-----

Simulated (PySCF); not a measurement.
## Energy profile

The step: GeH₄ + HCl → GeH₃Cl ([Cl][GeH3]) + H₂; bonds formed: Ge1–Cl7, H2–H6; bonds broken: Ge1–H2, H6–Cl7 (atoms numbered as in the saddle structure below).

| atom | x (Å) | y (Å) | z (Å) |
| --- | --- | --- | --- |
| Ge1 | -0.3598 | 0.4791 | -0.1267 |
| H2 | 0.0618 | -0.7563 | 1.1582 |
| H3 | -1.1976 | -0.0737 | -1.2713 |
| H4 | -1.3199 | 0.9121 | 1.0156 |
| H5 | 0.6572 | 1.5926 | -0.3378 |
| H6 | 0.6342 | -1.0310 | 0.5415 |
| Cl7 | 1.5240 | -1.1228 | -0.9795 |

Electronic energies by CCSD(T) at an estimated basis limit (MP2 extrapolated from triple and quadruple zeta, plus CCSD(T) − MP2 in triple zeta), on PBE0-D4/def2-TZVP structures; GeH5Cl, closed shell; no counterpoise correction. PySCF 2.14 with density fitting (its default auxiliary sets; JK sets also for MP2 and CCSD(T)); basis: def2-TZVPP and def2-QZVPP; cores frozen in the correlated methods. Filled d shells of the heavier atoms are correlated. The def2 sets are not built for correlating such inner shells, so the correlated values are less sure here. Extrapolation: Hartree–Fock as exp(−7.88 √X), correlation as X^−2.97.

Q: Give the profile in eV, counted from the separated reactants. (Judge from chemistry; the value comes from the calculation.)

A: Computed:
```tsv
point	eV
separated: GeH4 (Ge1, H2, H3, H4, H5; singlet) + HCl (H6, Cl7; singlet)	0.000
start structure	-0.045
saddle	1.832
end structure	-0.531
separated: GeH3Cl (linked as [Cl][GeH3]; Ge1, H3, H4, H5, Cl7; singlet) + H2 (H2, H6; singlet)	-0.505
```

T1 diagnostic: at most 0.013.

-----

→ **Assigned task**:
Stop after the line containing "(Å) | y (Å) | z (Å) |": print exactly the lines from the start of the entries above up to it, that line included.

→ **Answer area**:
Simulated (PySCF); not a measurement.
## Energy profile

The step: GeH₄ + HCl → GeH₃Cl ([Cl][GeH3]) + H₂; bonds formed: Ge1–Cl7, H2–H6; bonds broken: Ge1–H2, H6–Cl7 (atoms numbered as in the saddle structure below).

| atom | x (Å) | y (Å) | z (Å) |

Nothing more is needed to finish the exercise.